# Dataset content:
■ ■ ■ ■ ■ ■ ■

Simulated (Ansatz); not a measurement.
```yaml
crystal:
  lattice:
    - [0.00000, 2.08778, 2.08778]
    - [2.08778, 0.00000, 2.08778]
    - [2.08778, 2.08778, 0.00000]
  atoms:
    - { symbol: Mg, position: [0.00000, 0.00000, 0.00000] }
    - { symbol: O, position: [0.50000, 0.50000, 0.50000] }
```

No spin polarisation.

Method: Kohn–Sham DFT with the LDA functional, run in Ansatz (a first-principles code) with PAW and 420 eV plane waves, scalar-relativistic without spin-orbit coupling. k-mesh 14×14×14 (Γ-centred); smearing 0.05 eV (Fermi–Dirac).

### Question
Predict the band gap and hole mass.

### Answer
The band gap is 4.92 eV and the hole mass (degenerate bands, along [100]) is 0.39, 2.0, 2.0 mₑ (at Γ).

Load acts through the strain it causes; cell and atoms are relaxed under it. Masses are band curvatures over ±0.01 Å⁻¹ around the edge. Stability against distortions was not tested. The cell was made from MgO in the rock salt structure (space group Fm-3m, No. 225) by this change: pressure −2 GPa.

■ ■ ■ ■ ■ ■ ■

# Action item:
Every record is to be repeated exactly as written.

# Reply:
Simulated (Ansatz); not a measurement.
```yaml
crystal:
  lattice:
    - [0.00000, 2.08778, 2.08778]
    - [2.08778, 0.00000, 2.08778]
    - [2.08778, 2.08778, 0.00000]
  atoms:
    - { symbol: Mg, position: [0.00000, 0.00000, 0.00000] }
    - { symbol: O, position: [0.50000, 0.50000, 0.50000] }
```

No spin polarisation.

Method: Kohn–Sham DFT with the LDA functional, run in Ansatz (a first-principles code) with PAW and 420 eV plane waves, scalar-relativistic without spin-orbit coupling. k-mesh 14×14×14 (Γ-centred); smearing 0.05 eV (Fermi–Dirac).

### Question
Predict the band gap and hole mass.

### Answer
The band gap is 4.92 eV and the hole mass (degenerate bands, along [100]) is 0.39, 2.0, 2.0 mₑ (at Γ).

Load acts through the strain it causes; cell and atoms are relaxed under it. Masses are band curvatures over ±0.01 Å⁻¹ around the edge. Stability against distortions was not tested. The cell was made from MgO in the rock salt structure (space group Fm-3m, No. 225) by this change: pressure −2 GPa.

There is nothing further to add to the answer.